- [WORK ITEM]:
Your job is to restate each entry word for word.

··· ENTRIES SHOWN ···
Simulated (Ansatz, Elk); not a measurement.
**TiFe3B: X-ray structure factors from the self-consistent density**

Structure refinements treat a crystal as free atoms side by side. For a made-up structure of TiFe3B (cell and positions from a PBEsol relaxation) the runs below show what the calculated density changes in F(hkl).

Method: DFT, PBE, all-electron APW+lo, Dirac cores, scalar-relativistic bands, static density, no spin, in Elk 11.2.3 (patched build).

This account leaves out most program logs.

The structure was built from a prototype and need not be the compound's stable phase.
···

- [TASK ANSWER]:
Simulated (Ansatz, Elk); not a measurement.
**TiFe3B: X-ray structure factors from the self-consistent density**

Structure refinements treat a crystal as free atoms side by side. For a made-up structure of TiFe3B (cell and positions from a PBEsol relaxation) the runs below show what the calculated density changes in F(hkl).

Method: DFT, PBE, all-electron APW+lo, Dirac cores, scalar-relativistic bands, static density, no spin, in Elk 11.2.3 (patched build).

This account leaves out most program logs.

The structure was built from a prototype and need not be the compound's stable phase.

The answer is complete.